--- START ---
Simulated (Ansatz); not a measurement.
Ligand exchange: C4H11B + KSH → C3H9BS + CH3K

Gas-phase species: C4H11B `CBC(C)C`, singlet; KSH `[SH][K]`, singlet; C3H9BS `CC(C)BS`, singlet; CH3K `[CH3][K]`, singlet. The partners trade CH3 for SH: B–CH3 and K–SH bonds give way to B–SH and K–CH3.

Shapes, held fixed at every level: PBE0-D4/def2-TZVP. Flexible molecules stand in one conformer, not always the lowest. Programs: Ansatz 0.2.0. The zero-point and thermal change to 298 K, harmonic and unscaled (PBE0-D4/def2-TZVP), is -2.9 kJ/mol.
--- END ---

#### REQUIRED ACTION
Working from the material above, restate word for word the lines between the line with "Ligand exchange: C4H11B + KSH → C3H9BS + CH3K" and the line with "Gas-phase species: C4H11B", both included, and only those.

#### ANSWER BOX
Ligand exchange: C4H11B + KSH → C3H9BS + CH3K

Gas-phase species: C4H11B `CBC(C)C`, singlet; KSH `[SH][K]`, singlet; C3H9BS `CC(C)BS`, singlet; CH3K `[CH3][K]`, singlet. The partners trade CH3 for SH: B–CH3 and K–SH bonds give way to B–SH and K–CH3.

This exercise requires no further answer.